Excerpted records –
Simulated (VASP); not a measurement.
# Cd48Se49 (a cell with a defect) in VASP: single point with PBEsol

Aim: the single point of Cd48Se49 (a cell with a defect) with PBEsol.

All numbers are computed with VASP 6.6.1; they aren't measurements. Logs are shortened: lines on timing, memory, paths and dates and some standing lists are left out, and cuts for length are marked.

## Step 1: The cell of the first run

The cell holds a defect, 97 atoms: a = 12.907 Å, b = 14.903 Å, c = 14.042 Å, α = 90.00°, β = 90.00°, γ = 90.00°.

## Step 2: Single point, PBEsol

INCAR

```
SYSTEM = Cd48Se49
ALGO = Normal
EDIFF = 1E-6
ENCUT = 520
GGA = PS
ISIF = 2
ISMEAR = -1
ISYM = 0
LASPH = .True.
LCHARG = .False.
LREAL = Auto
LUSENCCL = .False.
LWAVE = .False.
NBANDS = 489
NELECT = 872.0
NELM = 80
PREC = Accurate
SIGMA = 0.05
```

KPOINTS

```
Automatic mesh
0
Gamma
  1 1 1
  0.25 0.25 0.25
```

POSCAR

Action item – Output, from the data above, the lines from the line with "All numbers are" to the line with "The cell holds" exactly as they stand, both ends included and nothing else.

Written reply –
All numbers are computed with VASP 6.6.1; they aren't measurements. Logs are shortened: lines on timing, memory, paths and dates and some standing lists are left out, and cuts for length are marked.

## Step 1: The cell of the first run

The cell holds a defect, 97 atoms: a = 12.907 Å, b = 14.903 Å, c = 14.042 Å, α = 90.00°, β = 90.00°, γ = 90.00°.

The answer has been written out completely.